In the records below, find the line that contains "none | 0.3 | - | - |" and the line that contains "Alike in all". Set down exactly those lines and every line between them, and nothing more.

- Given information
=====
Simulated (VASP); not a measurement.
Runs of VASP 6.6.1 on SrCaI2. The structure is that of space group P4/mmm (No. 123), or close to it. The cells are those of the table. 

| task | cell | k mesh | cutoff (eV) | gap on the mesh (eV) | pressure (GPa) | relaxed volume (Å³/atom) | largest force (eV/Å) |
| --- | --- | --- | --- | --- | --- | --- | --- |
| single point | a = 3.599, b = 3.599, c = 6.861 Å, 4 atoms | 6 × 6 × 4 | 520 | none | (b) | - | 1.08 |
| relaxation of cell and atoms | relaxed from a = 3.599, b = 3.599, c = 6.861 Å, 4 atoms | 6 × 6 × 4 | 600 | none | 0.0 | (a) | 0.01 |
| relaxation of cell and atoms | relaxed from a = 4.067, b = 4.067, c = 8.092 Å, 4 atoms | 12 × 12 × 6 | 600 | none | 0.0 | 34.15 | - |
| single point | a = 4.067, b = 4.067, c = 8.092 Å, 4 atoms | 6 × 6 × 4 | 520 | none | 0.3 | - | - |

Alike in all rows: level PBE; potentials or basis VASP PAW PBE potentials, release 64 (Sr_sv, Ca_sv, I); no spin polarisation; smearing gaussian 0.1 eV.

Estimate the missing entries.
=====

- Exercise response
| single point | a = 4.067, b = 4.067, c = 8.092 Å, 4 atoms | 6 × 6 × 4 | 520 | none | 0.3 | - | - |

Alike in all rows: level PBE; potentials or basis VASP PAW PBE potentials, release 64 (Sr_sv, Ca_sv, I); no spin polarisation; smearing gaussian 0.1 eV.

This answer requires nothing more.